» **RECORD EXCERPTS**
#####
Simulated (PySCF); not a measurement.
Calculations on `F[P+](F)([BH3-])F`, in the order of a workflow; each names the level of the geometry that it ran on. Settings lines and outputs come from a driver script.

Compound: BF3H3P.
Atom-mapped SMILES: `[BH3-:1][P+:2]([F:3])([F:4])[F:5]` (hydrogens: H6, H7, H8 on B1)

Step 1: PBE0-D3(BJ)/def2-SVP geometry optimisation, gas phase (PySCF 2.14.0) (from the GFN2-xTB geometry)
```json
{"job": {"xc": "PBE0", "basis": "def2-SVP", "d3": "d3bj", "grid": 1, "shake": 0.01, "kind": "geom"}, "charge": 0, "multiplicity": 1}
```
#####

» **ACTION ITEM**
Write out the lines of the entries, word for word, from the first through the one containing "H7, H8 on B1)", and stop at that line.

» **WRITTEN SOLUTION**
Simulated (PySCF); not a measurement.
Calculations on `F[P+](F)([BH3-])F`, in the order of a workflow; each names the level of the geometry that it ran on. Settings lines and outputs come from a driver script.

Compound: BF3H3P.
Atom-mapped SMILES: `[BH3-:1][P+:2]([F:3])([F:4])[F:5]` (hydrogens: H6, H7, H8 on B1)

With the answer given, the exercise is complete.